####################

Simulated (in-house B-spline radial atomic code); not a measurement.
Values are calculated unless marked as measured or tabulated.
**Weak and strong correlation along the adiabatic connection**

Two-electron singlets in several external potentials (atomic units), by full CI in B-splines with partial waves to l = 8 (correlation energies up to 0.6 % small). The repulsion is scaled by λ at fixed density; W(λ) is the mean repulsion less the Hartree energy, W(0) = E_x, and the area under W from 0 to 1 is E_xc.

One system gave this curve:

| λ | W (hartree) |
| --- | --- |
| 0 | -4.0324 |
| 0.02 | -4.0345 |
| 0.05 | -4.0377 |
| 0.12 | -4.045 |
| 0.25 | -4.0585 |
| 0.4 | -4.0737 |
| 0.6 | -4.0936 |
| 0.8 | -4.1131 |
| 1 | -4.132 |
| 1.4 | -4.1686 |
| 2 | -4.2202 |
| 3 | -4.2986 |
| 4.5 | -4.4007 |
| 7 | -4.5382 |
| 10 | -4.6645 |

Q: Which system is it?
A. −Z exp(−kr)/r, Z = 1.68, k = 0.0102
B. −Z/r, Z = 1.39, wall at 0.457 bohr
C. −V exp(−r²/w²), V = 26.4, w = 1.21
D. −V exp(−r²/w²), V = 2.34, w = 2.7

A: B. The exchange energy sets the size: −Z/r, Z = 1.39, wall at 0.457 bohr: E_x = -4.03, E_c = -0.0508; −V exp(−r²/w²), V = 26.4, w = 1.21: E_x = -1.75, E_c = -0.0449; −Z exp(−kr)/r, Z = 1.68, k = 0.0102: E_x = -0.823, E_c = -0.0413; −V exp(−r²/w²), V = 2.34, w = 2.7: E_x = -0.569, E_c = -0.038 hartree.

####################

**BRIEF**
Copy out, exactly and alone, the lines of the entries above between the ones holding "One system gave" and "4.5 | -4.4007 |", inclusive.

**EXPECTED ANSWER**
One system gave this curve:

| λ | W (hartree) |
| --- | --- |
| 0 | -4.0324 |
| 0.02 | -4.0345 |
| 0.05 | -4.0377 |
| 0.12 | -4.045 |
| 0.25 | -4.0585 |
| 0.4 | -4.0737 |
| 0.6 | -4.0936 |
| 0.8 | -4.1131 |
| 1 | -4.132 |
| 1.4 | -4.1686 |
| 2 | -4.2202 |
| 3 | -4.2986 |
| 4.5 | -4.4007 |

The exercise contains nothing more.